Assigned task: Which lines of the entries below run from the one holding "- 4s²4p⁶4d⁶: F^2(4d,4d)" to the one holding "- 4s²4p⁵4d⁷: ζ(4p)", inclusive? Set down exactly those lines and no others.

------------------------------------------------------------

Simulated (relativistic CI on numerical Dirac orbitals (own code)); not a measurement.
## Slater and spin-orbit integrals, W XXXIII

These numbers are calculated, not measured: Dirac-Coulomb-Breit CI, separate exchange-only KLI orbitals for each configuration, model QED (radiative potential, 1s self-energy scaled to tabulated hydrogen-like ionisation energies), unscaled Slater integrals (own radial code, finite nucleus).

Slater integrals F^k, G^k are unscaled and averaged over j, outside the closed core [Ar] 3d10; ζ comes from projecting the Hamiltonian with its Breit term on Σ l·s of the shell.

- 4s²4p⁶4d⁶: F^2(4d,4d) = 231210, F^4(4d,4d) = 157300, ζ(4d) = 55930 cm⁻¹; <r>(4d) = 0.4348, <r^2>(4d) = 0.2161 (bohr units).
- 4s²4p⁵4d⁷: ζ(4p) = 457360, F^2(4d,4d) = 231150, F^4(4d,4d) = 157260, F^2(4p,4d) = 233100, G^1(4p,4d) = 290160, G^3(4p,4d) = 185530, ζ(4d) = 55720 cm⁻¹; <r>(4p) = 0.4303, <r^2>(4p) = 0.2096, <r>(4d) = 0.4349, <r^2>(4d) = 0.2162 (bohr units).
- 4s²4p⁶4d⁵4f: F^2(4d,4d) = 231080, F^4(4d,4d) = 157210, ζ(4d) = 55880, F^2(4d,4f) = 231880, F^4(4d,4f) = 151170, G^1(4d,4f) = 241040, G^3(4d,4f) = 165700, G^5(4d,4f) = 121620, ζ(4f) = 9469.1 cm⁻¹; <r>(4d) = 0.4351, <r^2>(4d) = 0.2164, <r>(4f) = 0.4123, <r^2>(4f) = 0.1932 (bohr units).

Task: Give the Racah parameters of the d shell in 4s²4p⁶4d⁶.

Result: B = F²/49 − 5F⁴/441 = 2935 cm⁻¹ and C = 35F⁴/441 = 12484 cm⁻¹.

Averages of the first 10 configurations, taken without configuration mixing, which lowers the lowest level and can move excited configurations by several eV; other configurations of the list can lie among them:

------------------------------------------------------------

Answer section:
- 4s²4p⁶4d⁶: F^2(4d,4d) = 231210, F^4(4d,4d) = 157300, ζ(4d) = 55930 cm⁻¹; <r>(4d) = 0.4348, <r^2>(4d) = 0.2161 (bohr units).
- 4s²4p⁵4d⁷: ζ(4p) = 457360, F^2(4d,4d) = 231150, F^4(4d,4d) = 157260, F^2(4p,4d) = 233100, G^1(4p,4d) = 290160, G^3(4p,4d) = 185530, ζ(4d) = 55720 cm⁻¹; <r>(4p) = 0.4303, <r^2>(4p) = 0.2096, <r>(4d) = 0.4349, <r^2>(4d) = 0.2162 (bohr units).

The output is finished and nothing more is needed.